Extracted material
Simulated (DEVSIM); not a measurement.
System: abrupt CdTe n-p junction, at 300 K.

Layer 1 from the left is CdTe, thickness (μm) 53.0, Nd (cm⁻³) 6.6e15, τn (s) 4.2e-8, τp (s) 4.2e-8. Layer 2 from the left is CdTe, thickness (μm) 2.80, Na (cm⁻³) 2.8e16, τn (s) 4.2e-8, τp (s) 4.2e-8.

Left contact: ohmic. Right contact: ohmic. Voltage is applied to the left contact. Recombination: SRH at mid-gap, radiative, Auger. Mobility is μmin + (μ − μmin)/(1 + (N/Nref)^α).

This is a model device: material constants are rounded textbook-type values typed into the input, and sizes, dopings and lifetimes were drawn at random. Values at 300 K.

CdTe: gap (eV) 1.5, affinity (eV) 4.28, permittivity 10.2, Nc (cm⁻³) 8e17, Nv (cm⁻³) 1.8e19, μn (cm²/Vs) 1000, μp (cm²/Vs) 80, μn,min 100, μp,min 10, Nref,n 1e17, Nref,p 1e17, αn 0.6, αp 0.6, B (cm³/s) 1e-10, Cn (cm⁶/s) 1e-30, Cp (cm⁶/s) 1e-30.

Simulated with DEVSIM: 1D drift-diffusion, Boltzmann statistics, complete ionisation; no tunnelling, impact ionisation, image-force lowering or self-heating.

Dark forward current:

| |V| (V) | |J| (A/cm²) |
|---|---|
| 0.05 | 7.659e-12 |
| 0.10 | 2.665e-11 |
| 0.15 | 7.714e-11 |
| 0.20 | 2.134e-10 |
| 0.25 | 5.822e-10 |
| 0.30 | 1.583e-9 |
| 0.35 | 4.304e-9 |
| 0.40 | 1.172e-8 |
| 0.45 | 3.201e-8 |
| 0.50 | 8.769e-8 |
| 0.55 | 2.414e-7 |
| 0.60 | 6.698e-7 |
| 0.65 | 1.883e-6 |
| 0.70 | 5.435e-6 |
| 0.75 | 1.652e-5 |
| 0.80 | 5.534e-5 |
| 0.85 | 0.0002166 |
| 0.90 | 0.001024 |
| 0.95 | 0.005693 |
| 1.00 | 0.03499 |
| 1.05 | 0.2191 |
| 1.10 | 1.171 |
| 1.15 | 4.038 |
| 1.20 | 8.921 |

Brief
Each line in the listing above from the one containing "0.40 | 1.172e-8 |" through the one containing "1.15 | 4.038 |" should be repeated exactly, and no other line.

Answer section
| 0.40 | 1.172e-8 |
| 0.45 | 3.201e-8 |
| 0.50 | 8.769e-8 |
| 0.55 | 2.414e-7 |
| 0.60 | 6.698e-7 |
| 0.65 | 1.883e-6 |
| 0.70 | 5.435e-6 |
| 0.75 | 1.652e-5 |
| 0.80 | 5.534e-5 |
| 0.85 | 0.0002166 |
| 0.90 | 0.001024 |
| 0.95 | 0.005693 |
| 1.00 | 0.03499 |
| 1.05 | 0.2191 |
| 1.10 | 1.171 |
| 1.15 | 4.038 |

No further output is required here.